ENTRIES PROVIDED:
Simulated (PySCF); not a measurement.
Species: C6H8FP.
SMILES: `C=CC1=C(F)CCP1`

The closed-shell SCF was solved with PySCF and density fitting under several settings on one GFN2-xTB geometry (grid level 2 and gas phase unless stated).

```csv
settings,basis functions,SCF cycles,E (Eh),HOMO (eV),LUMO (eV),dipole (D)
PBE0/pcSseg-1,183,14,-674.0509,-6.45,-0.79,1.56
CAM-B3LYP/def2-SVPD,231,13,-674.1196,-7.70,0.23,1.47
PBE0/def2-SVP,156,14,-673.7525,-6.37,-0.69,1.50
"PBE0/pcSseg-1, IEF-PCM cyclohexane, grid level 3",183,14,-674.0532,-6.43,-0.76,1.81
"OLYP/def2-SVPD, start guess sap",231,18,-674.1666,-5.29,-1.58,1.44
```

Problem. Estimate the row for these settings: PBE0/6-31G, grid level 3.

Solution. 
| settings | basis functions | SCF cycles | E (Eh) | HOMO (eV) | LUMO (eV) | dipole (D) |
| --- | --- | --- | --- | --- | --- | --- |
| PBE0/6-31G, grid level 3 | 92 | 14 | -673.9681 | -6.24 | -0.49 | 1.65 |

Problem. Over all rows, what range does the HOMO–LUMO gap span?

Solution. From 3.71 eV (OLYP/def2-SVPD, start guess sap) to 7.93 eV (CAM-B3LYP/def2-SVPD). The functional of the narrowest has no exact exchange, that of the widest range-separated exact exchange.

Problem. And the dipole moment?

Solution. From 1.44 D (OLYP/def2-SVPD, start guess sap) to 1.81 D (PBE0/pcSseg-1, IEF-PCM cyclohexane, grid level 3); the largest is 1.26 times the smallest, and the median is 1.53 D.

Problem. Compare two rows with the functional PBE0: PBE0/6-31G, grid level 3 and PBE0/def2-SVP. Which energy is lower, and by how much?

EXERCISE: Your answer should be exactly the lines of the data above, from the first through the line containing "Solution. From 1.44".

WRITTEN SOLUTION:
Simulated (PySCF); not a measurement.
Species: C6H8FP.
SMILES: `C=CC1=C(F)CCP1`

The closed-shell SCF was solved with PySCF and density fitting under several settings on one GFN2-xTB geometry (grid level 2 and gas phase unless stated).

```csv
settings,basis functions,SCF cycles,E (Eh),HOMO (eV),LUMO (eV),dipole (D)
PBE0/pcSseg-1,183,14,-674.0509,-6.45,-0.79,1.56
CAM-B3LYP/def2-SVPD,231,13,-674.1196,-7.70,0.23,1.47
PBE0/def2-SVP,156,14,-673.7525,-6.37,-0.69,1.50
"PBE0/pcSseg-1, IEF-PCM cyclohexane, grid level 3",183,14,-674.0532,-6.43,-0.76,1.81
"OLYP/def2-SVPD, start guess sap",231,18,-674.1666,-5.29,-1.58,1.44
```

Problem. Estimate the row for these settings: PBE0/6-31G, grid level 3.

Solution. 
| settings | basis functions | SCF cycles | E (Eh) | HOMO (eV) | LUMO (eV) | dipole (D) |
| --- | --- | --- | --- | --- | --- | --- |
| PBE0/6-31G, grid level 3 | 92 | 14 | -673.9681 | -6.24 | -0.49 | 1.65 |

Problem. Over all rows, what range does the HOMO–LUMO gap span?

Solution. From 3.71 eV (OLYP/def2-SVPD, start guess sap) to 7.93 eV (CAM-B3LYP/def2-SVPD). The functional of the narrowest has no exact exchange, that of the widest range-separated exact exchange.

Problem. And the dipole moment?

Solution. From 1.44 D (OLYP/def2-SVPD, start guess sap) to 1.81 D (PBE0/pcSseg-1, IEF-PCM cyclohexane, grid level 3); the largest is 1.26 times the smallest, and the median is 1.53 D.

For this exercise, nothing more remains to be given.